--- Exercise ---
Each entry that appears below should be restated word for word.

--- Given entries ---
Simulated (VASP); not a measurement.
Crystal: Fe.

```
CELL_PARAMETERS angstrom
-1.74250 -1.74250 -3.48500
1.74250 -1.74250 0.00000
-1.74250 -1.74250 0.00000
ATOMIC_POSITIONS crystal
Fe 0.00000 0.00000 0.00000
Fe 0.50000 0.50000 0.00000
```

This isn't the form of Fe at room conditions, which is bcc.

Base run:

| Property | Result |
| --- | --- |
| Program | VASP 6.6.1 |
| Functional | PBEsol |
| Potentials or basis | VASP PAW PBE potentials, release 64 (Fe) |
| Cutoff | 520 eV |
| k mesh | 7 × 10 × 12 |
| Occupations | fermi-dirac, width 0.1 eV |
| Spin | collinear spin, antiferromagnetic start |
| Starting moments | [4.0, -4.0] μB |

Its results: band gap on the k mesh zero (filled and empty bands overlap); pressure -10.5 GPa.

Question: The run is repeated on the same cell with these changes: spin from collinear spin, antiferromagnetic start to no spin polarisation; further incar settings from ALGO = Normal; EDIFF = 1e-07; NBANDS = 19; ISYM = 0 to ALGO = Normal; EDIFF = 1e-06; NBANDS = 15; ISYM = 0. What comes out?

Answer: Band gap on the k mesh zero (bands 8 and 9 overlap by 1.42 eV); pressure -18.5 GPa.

--- Task output ---
Simulated (VASP); not a measurement.
Crystal: Fe.

```
CELL_PARAMETERS angstrom
-1.74250 -1.74250 -3.48500
1.74250 -1.74250 0.00000
-1.74250 -1.74250 0.00000
ATOMIC_POSITIONS crystal
Fe 0.00000 0.00000 0.00000
Fe 0.50000 0.50000 0.00000
```

This isn't the form of Fe at room conditions, which is bcc.

Base run:

| Property | Result |
| --- | --- |
| Program | VASP 6.6.1 |
| Functional | PBEsol |
| Potentials or basis | VASP PAW PBE potentials, release 64 (Fe) |
| Cutoff | 520 eV |
| k mesh | 7 × 10 × 12 |
| Occupations | fermi-dirac, width 0.1 eV |
| Spin | collinear spin, antiferromagnetic start |
| Starting moments | [4.0, -4.0] μB |

Its results: band gap on the k mesh zero (filled and empty bands overlap); pressure -10.5 GPa.

Question: The run is repeated on the same cell with these changes: spin from collinear spin, antiferromagnetic start to no spin polarisation; further incar settings from ALGO = Normal; EDIFF = 1e-07; NBANDS = 19; ISYM = 0 to ALGO = Normal; EDIFF = 1e-06; NBANDS = 15; ISYM = 0. What comes out?

Answer: Band gap on the k mesh zero (bands 8 and 9 overlap by 1.42 eV); pressure -18.5 GPa.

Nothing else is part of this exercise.